● Provided records:
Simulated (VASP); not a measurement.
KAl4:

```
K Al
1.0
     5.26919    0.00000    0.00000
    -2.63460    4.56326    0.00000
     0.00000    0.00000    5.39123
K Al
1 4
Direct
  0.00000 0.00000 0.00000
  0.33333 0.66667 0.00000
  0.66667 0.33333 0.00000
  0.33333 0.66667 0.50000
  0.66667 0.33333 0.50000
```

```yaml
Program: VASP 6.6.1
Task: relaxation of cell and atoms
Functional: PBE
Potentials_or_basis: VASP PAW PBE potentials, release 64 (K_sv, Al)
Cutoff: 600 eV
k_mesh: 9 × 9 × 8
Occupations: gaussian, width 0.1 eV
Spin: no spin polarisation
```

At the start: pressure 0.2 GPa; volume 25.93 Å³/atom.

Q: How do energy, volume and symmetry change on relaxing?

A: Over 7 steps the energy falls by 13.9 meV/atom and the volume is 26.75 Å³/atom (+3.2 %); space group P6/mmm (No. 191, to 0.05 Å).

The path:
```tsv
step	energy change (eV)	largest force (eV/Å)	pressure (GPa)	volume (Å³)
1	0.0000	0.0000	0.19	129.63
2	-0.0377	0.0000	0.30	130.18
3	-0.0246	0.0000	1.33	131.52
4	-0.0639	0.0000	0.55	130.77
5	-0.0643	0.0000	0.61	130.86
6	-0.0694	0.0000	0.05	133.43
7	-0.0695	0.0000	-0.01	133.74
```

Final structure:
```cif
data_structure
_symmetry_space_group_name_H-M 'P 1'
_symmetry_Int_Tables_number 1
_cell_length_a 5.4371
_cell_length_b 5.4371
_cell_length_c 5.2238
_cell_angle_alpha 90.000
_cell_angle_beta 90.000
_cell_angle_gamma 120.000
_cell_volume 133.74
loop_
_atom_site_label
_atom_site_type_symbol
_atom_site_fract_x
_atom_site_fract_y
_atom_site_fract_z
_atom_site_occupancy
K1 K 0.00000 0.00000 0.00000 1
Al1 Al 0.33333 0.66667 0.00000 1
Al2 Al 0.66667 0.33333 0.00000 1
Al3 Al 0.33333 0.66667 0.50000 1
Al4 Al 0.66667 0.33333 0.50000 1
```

● Action item:
Transcribe the entries above word for word, from the first line through the line containing "Q: How do energy, volume", and nothing else.

● Exercise response:
Simulated (VASP); not a measurement.
KAl4:

```
K Al
1.0
     5.26919    0.00000    0.00000
    -2.63460    4.56326    0.00000
     0.00000    0.00000    5.39123
K Al
1 4
Direct
  0.00000 0.00000 0.00000
  0.33333 0.66667 0.00000
  0.66667 0.33333 0.00000
  0.33333 0.66667 0.50000
  0.66667 0.33333 0.50000
```

```yaml
Program: VASP 6.6.1
Task: relaxation of cell and atoms
Functional: PBE
Potentials_or_basis: VASP PAW PBE potentials, release 64 (K_sv, Al)
Cutoff: 600 eV
k_mesh: 9 × 9 × 8
Occupations: gaussian, width 0.1 eV
Spin: no spin polarisation
```

At the start: pressure 0.2 GPa; volume 25.93 Å³/atom.

Q: How do energy, volume and symmetry change on relaxing?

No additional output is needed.